Supplied records

-=-=-=-=-

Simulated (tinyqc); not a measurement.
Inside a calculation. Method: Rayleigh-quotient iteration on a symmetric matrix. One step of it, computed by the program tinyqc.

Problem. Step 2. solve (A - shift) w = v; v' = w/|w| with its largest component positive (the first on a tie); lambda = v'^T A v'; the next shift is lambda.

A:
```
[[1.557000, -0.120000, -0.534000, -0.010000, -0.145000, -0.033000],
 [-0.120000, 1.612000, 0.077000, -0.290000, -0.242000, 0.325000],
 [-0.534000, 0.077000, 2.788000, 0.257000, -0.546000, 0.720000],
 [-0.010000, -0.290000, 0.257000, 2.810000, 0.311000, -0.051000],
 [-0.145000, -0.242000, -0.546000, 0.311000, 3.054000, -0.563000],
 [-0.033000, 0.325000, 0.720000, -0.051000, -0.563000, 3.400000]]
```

-=-=-=-=-

Exercise
Each entry shown above is to be duplicated exactly.

Problem solution
Simulated (tinyqc); not a measurement.
Inside a calculation. Method: Rayleigh-quotient iteration on a symmetric matrix. One step of it, computed by the program tinyqc.

Problem. Step 2. solve (A - shift) w = v; v' = w/|w| with its largest component positive (the first on a tie); lambda = v'^T A v'; the next shift is lambda.

A:
```
[[1.557000, -0.120000, -0.534000, -0.010000, -0.145000, -0.033000],
 [-0.120000, 1.612000, 0.077000, -0.290000, -0.242000, 0.325000],
 [-0.534000, 0.077000, 2.788000, 0.257000, -0.546000, 0.720000],
 [-0.010000, -0.290000, 0.257000, 2.810000, 0.311000, -0.051000],
 [-0.145000, -0.242000, -0.546000, 0.311000, 3.054000, -0.563000],
 [-0.033000, 0.325000, 0.720000, -0.051000, -0.563000, 3.400000]]
```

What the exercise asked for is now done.